Listed records ->
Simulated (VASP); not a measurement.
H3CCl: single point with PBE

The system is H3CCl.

Work item ->
All lines from the top of the data through the line containing "H3CCl: single point with PBE" need to be retyped exactly, and nothing more.

Solution ->
Simulated (VASP); not a measurement.
H3CCl: single point with PBE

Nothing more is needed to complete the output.